• [Excerpted data]:
-=-=-=-=-

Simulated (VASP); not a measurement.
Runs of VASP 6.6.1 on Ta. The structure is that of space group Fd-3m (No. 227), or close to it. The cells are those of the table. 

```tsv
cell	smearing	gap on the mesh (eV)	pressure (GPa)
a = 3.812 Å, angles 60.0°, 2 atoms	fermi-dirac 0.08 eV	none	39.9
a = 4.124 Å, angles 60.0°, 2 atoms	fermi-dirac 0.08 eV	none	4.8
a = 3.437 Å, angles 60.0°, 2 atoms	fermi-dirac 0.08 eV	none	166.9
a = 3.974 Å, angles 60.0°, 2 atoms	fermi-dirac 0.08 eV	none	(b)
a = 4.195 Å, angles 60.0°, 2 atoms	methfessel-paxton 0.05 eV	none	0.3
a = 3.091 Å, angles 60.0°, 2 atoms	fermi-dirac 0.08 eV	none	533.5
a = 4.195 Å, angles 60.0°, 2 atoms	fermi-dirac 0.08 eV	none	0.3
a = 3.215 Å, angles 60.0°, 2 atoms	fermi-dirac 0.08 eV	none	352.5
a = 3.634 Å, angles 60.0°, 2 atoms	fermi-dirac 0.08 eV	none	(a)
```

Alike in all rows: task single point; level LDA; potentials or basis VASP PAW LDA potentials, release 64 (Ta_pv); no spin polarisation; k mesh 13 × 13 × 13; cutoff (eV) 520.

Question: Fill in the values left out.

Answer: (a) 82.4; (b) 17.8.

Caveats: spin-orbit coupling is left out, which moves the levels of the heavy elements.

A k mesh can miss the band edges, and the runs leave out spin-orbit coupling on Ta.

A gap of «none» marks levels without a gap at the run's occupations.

-=-=-=-=-

• [Required action]:
Within the listing above, extract exactly the lines from the line with "Alike in all" to the line with "A k mesh can", the two named lines included, and no others.

• [Exercise solution]:
Alike in all rows: task single point; level LDA; potentials or basis VASP PAW LDA potentials, release 64 (Ta_pv); no spin polarisation; k mesh 13 × 13 × 13; cutoff (eV) 520.

Question: Fill in the values left out.

Answer: (a) 82.4; (b) 17.8.

Caveats: spin-orbit coupling is left out, which moves the levels of the heavy elements.

A k mesh can miss the band edges, and the runs leave out spin-orbit coupling on Ta.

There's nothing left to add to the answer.